> **Work task**:
Will you return, word for word, only the lines from the top of the data below down to and including the one with "Method of the"?

> **Data under study**:
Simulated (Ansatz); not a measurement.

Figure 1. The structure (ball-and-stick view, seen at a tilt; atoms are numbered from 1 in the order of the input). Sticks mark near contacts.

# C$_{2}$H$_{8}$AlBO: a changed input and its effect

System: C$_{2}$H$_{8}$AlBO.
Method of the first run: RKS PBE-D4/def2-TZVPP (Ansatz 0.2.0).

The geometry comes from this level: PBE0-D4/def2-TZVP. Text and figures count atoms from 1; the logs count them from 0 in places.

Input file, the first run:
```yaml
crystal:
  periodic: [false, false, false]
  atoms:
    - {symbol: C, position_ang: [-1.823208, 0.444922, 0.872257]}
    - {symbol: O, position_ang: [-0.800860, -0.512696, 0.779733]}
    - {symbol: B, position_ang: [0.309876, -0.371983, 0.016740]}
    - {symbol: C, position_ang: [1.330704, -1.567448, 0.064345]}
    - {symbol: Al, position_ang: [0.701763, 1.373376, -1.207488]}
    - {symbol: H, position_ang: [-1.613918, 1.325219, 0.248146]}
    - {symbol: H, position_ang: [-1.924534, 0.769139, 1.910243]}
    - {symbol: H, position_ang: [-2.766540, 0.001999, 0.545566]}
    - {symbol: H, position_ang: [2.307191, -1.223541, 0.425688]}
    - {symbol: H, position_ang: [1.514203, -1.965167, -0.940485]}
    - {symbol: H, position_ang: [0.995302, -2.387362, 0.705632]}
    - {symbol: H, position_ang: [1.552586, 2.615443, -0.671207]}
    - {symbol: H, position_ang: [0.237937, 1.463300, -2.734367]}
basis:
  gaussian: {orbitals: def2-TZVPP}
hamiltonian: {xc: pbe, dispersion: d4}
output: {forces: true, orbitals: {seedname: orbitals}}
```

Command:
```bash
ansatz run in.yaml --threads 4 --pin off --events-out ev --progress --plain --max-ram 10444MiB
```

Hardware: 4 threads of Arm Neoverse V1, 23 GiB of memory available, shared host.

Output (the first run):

> **Task result**:
Simulated (Ansatz); not a measurement.

Figure 1. The structure (ball-and-stick view, seen at a tilt; atoms are numbered from 1 in the order of the input). Sticks mark near contacts.

# C$_{2}$H$_{8}$AlBO: a changed input and its effect

System: C$_{2}$H$_{8}$AlBO.
Method of the first run: RKS PBE-D4/def2-TZVPP (Ansatz 0.2.0).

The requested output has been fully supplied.